**Work order**. The answer must be the complete listing, reproduced exactly.

-- Opening Marker --

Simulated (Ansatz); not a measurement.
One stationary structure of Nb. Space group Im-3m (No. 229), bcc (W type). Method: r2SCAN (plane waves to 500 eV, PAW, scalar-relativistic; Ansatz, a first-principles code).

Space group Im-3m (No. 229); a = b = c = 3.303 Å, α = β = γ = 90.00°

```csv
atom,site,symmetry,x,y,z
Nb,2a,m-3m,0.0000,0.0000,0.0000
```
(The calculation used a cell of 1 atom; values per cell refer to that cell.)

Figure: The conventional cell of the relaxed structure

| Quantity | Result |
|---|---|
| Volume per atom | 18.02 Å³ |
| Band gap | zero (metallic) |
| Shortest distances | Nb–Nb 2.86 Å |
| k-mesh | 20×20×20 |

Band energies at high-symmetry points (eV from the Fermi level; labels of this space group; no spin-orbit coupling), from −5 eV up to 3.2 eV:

-- Closing Marker --

**Written reply**.
Simulated (Ansatz); not a measurement.
One stationary structure of Nb. Space group Im-3m (No. 229), bcc (W type). Method: r2SCAN (plane waves to 500 eV, PAW, scalar-relativistic; Ansatz, a first-principles code).

Space group Im-3m (No. 229); a = b = c = 3.303 Å, α = β = γ = 90.00°

```csv
atom,site,symmetry,x,y,z
Nb,2a,m-3m,0.0000,0.0000,0.0000
```
(The calculation used a cell of 1 atom; values per cell refer to that cell.)

Figure: The conventional cell of the relaxed structure

| Quantity | Result |
|---|---|
| Volume per atom | 18.02 Å³ |
| Band gap | zero (metallic) |
| Shortest distances | Nb–Nb 2.86 Å |
| k-mesh | 20×20×20 |

Band energies at high-symmetry points (eV from the Fermi level; labels of this space group; no spin-orbit coupling), from −5 eV up to 3.2 eV:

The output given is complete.